[[ RECORDED INFORMATION open ]]
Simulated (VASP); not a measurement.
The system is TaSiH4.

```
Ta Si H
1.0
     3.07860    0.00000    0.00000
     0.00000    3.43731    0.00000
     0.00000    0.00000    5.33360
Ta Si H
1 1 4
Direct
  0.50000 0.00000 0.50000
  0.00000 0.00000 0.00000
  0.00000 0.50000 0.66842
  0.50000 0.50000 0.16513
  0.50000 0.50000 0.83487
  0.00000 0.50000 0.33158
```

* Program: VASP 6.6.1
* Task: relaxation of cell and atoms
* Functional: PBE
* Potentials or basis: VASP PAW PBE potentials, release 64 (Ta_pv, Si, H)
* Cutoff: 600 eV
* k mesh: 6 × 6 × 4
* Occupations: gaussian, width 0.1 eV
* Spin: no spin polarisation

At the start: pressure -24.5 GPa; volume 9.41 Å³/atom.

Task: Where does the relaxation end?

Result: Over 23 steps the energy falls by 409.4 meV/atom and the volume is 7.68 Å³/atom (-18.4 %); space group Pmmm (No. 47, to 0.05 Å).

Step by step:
[[ RECORDED INFORMATION closed ]]

ACTIVITY — Up to and including the line that holds "Result: Over 23", reproduce the records above exactly from their first line, and give nothing else.

TASK SOLUTION —
Simulated (VASP); not a measurement.
The system is TaSiH4.

```
Ta Si H
1.0
     3.07860    0.00000    0.00000
     0.00000    3.43731    0.00000
     0.00000    0.00000    5.33360
Ta Si H
1 1 4
Direct
  0.50000 0.00000 0.50000
  0.00000 0.00000 0.00000
  0.00000 0.50000 0.66842
  0.50000 0.50000 0.16513
  0.50000 0.50000 0.83487
  0.00000 0.50000 0.33158
```

* Program: VASP 6.6.1
* Task: relaxation of cell and atoms
* Functional: PBE
* Potentials or basis: VASP PAW PBE potentials, release 64 (Ta_pv, Si, H)
* Cutoff: 600 eV
* k mesh: 6 × 6 × 4
* Occupations: gaussian, width 0.1 eV
* Spin: no spin polarisation

At the start: pressure -24.5 GPa; volume 9.41 Å³/atom.

Task: Where does the relaxation end?

Result: Over 23 steps the energy falls by 409.4 meV/atom and the volume is 7.68 Å³/atom (-18.4 %); space group Pmmm (No. 47, to 0.05 Å).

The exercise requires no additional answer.